BEGIN Data

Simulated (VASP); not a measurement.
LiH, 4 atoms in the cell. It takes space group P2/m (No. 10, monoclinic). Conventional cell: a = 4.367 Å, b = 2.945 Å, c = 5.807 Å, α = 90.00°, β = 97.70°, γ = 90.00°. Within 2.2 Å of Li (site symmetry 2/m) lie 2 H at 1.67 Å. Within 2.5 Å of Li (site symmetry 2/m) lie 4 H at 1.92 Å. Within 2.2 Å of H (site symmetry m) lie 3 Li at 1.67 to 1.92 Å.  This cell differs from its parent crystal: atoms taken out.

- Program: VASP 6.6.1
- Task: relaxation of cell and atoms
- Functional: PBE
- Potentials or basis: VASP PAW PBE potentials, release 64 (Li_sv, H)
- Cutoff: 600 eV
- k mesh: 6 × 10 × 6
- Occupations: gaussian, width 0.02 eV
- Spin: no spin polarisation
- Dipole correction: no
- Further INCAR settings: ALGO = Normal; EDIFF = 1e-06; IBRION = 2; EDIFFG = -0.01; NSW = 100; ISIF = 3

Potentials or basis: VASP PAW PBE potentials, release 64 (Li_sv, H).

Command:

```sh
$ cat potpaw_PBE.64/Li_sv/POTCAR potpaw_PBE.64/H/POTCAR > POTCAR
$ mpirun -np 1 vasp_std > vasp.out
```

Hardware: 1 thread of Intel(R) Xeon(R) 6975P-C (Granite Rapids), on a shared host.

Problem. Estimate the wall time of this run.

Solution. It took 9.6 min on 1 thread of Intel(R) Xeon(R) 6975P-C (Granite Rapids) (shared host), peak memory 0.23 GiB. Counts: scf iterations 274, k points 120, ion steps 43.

END Data

(Activity): Scan the entries above for the line containing "- Further INCAR", and copy it and all lines after it exactly, down to and including the line containing "Problem. Estimate the wall time of this run.".

(Reply):
- Further INCAR settings: ALGO = Normal; EDIFF = 1e-06; IBRION = 2; EDIFFG = -0.01; NSW = 100; ISIF = 3

Potentials or basis: VASP PAW PBE potentials, release 64 (Li_sv, H).

Command:

```sh
$ cat potpaw_PBE.64/Li_sv/POTCAR potpaw_PBE.64/H/POTCAR > POTCAR
$ mpirun -np 1 vasp_std > vasp.out
```

Hardware: 1 thread of Intel(R) Xeon(R) 6975P-C (Granite Rapids), on a shared host.

Problem. Estimate the wall time of this run.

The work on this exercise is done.